───── Listed entries ─────

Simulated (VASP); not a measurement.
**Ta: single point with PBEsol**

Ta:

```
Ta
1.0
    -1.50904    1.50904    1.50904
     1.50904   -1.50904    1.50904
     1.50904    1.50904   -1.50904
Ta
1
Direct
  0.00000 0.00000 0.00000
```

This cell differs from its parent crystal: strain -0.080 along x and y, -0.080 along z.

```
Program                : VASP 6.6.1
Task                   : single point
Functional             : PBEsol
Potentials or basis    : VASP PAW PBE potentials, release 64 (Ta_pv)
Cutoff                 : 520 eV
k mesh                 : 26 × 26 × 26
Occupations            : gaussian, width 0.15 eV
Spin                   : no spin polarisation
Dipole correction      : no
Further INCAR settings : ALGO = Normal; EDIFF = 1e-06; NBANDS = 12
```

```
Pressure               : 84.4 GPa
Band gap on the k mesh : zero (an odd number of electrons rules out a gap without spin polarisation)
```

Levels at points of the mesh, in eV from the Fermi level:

─────

Your answer must be the complete data, repeated word for word.

Response |
Simulated (VASP); not a measurement.
**Ta: single point with PBEsol**

Ta:

```
Ta
1.0
    -1.50904    1.50904    1.50904
     1.50904   -1.50904    1.50904
     1.50904    1.50904   -1.50904
Ta
1
Direct
  0.00000 0.00000 0.00000
```

This cell differs from its parent crystal: strain -0.080 along x and y, -0.080 along z.

```
Program                : VASP 6.6.1
Task                   : single point
Functional             : PBEsol
Potentials or basis    : VASP PAW PBE potentials, release 64 (Ta_pv)
Cutoff                 : 520 eV
k mesh                 : 26 × 26 × 26
Occupations            : gaussian, width 0.15 eV
Spin                   : no spin polarisation
Dipole correction      : no
Further INCAR settings : ALGO = Normal; EDIFF = 1e-06; NBANDS = 12
```

```
Pressure               : 84.4 GPa
Band gap on the k mesh : zero (an odd number of electrons rules out a gap without spin polarisation)
```

Levels at points of the mesh, in eV from the Fermi level:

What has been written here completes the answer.